Your answer should be the records below, written out exactly.

--
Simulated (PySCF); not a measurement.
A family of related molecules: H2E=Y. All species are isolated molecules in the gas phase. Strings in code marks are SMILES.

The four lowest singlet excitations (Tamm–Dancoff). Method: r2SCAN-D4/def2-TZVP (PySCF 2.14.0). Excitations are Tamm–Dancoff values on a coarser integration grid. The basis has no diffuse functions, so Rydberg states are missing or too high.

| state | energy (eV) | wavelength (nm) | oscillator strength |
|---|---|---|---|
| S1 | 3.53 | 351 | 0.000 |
--

● Task answer
Simulated (PySCF); not a measurement.
A family of related molecules: H2E=Y. All species are isolated molecules in the gas phase. Strings in code marks are SMILES.

The four lowest singlet excitations (Tamm–Dancoff). Method: r2SCAN-D4/def2-TZVP (PySCF 2.14.0). Excitations are Tamm–Dancoff values on a coarser integration grid. The basis has no diffuse functions, so Rydberg states are missing or too high.

| state | energy (eV) | wavelength (nm) | oscillator strength |
|---|---|---|---|
| S1 | 3.53 | 351 | 0.000 |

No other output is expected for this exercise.